>>>

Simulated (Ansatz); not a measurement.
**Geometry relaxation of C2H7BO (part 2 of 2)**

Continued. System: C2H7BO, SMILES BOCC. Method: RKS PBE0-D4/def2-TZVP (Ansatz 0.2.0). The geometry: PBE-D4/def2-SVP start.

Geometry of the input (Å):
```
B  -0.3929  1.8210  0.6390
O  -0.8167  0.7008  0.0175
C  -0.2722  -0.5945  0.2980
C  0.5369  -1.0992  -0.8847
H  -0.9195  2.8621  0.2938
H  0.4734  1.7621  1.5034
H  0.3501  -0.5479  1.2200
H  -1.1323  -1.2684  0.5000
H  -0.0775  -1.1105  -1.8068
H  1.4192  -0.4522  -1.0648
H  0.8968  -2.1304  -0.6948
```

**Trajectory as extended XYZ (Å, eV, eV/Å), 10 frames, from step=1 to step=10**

<<<

### Action item
Transcribe the records above exactly, keeping every line.

### Exercise answer
Simulated (Ansatz); not a measurement.
**Geometry relaxation of C2H7BO (part 2 of 2)**

Continued. System: C2H7BO, SMILES BOCC. Method: RKS PBE0-D4/def2-TZVP (Ansatz 0.2.0). The geometry: PBE-D4/def2-SVP start.

Geometry of the input (Å):
```
B  -0.3929  1.8210  0.6390
O  -0.8167  0.7008  0.0175
C  -0.2722  -0.5945  0.2980
C  0.5369  -1.0992  -0.8847
H  -0.9195  2.8621  0.2938
H  0.4734  1.7621  1.5034
H  0.3501  -0.5479  1.2200
H  -1.1323  -1.2684  0.5000
H  -0.0775  -1.1105  -1.8068
H  1.4192  -0.4522  -1.0648
H  0.8968  -2.1304  -0.6948
```

**Trajectory as extended XYZ (Å, eV, eV/Å), 10 frames, from step=1 to step=10**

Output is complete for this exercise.